Restate word for word the entries below, starting with the line with "Levels at points" and continuing through the line with "Wall time 53". Include both of those lines and no others.

*** Opening STORED DATA ***
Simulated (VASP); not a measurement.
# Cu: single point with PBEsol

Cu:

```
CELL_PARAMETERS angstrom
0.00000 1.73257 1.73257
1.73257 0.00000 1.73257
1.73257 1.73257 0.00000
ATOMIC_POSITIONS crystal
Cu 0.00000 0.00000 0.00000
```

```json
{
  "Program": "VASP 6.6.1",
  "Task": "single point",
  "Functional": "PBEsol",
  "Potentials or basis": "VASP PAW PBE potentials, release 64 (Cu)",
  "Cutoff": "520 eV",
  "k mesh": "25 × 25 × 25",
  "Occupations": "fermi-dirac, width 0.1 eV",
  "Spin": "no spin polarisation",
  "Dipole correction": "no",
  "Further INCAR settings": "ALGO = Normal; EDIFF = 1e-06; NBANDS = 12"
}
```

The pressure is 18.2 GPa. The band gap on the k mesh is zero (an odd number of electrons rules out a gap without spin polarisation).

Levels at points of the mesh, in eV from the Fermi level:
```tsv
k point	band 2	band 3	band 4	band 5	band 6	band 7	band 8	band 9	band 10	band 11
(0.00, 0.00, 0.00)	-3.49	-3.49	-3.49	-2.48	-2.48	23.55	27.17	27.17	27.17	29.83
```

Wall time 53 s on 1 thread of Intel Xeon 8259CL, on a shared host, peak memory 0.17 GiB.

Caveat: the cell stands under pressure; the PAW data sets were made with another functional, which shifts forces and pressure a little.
*** Closing STORED DATA ***

## EXPECTED ANSWER
Levels at points of the mesh, in eV from the Fermi level:
```tsv
k point	band 2	band 3	band 4	band 5	band 6	band 7	band 8	band 9	band 10	band 11
(0.00, 0.00, 0.00)	-3.49	-3.49	-3.49	-2.48	-2.48	23.55	27.17	27.17	27.17	29.83
```

Wall time 53 s on 1 thread of Intel Xeon 8259CL, on a shared host, peak memory 0.17 GiB.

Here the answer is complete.